[[ SUPPLIED ENTRIES, beginning ]]

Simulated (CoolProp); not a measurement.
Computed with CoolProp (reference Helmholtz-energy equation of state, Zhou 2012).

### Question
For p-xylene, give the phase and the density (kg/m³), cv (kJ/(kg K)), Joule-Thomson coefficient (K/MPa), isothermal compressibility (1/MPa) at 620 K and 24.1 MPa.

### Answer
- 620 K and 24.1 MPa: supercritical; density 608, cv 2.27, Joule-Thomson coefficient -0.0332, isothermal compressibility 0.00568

[[ SUPPLIED ENTRIES, end ]]

→ **BRIEF**
All lines from the opening of the material through the line that contains "### Question" are to be printed exactly, with no others.

→ **YOUR SOLUTION**
Simulated (CoolProp); not a measurement.
Computed with CoolProp (reference Helmholtz-energy equation of state, Zhou 2012).

### Question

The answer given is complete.